******************************

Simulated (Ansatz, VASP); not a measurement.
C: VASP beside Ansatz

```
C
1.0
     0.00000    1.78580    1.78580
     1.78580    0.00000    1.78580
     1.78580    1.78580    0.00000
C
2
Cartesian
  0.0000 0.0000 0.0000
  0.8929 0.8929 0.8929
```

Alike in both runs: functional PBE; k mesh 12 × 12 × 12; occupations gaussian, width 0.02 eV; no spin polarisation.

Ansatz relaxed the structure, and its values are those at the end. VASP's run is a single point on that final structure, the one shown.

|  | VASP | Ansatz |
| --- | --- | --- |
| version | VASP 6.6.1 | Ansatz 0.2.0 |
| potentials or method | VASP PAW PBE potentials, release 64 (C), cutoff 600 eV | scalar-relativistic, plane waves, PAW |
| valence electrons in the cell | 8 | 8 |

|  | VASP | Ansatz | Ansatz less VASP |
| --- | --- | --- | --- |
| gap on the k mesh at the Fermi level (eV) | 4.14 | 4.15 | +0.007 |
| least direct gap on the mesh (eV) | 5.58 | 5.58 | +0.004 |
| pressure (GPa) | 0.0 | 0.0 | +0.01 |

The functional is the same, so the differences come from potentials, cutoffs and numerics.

******************************

- **REQUIREMENT**
Nothing in the records may change; write them out again in full.

- **ANSWER BOX**
Simulated (Ansatz, VASP); not a measurement.
C: VASP beside Ansatz

```
C
1.0
     0.00000    1.78580    1.78580
     1.78580    0.00000    1.78580
     1.78580    1.78580    0.00000
C
2
Cartesian
  0.0000 0.0000 0.0000
  0.8929 0.8929 0.8929
```

Alike in both runs: functional PBE; k mesh 12 × 12 × 12; occupations gaussian, width 0.02 eV; no spin polarisation.

Ansatz relaxed the structure, and its values are those at the end. VASP's run is a single point on that final structure, the one shown.

|  | VASP | Ansatz |
| --- | --- | --- |
| version | VASP 6.6.1 | Ansatz 0.2.0 |
| potentials or method | VASP PAW PBE potentials, release 64 (C), cutoff 600 eV | scalar-relativistic, plane waves, PAW |
| valence electrons in the cell | 8 | 8 |

|  | VASP | Ansatz | Ansatz less VASP |
| --- | --- | --- | --- |
| gap on the k mesh at the Fermi level (eV) | 4.14 | 4.15 | +0.007 |
| least direct gap on the mesh (eV) | 5.58 | 5.58 | +0.004 |
| pressure (GPa) | 0.0 | 0.0 | +0.01 |

The functional is the same, so the differences come from potentials, cutoffs and numerics.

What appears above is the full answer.